DATA FOR REVIEW:
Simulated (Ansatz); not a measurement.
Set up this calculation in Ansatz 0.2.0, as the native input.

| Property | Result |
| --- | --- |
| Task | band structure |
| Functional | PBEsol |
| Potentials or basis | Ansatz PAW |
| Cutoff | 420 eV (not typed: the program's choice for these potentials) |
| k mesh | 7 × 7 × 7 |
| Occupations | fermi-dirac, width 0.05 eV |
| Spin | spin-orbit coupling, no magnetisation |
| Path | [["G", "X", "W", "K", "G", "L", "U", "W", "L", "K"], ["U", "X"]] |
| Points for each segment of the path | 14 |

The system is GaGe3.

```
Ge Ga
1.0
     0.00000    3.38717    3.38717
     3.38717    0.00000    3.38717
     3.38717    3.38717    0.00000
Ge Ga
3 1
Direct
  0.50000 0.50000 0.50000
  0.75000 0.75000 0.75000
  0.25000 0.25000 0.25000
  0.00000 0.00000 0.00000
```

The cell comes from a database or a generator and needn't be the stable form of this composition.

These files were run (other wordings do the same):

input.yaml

WORK TASK:
Type out again, exactly as written, the lines from the beginning of the material through the one containing "These files were".

ANSWER SECTION:
Simulated (Ansatz); not a measurement.
Set up this calculation in Ansatz 0.2.0, as the native input.

| Property | Result |
| --- | --- |
| Task | band structure |
| Functional | PBEsol |
| Potentials or basis | Ansatz PAW |
| Cutoff | 420 eV (not typed: the program's choice for these potentials) |
| k mesh | 7 × 7 × 7 |
| Occupations | fermi-dirac, width 0.05 eV |
| Spin | spin-orbit coupling, no magnetisation |
| Path | [["G", "X", "W", "K", "G", "L", "U", "W", "L", "K"], ["U", "X"]] |
| Points for each segment of the path | 14 |

The system is GaGe3.

```
Ge Ga
1.0
     0.00000    3.38717    3.38717
     3.38717    0.00000    3.38717
     3.38717    3.38717    0.00000
Ge Ga
3 1
Direct
  0.50000 0.50000 0.50000
  0.75000 0.75000 0.75000
  0.25000 0.25000 0.25000
  0.00000 0.00000 0.00000
```

The cell comes from a database or a generator and needn't be the stable form of this composition.

These files were run (other wordings do the same):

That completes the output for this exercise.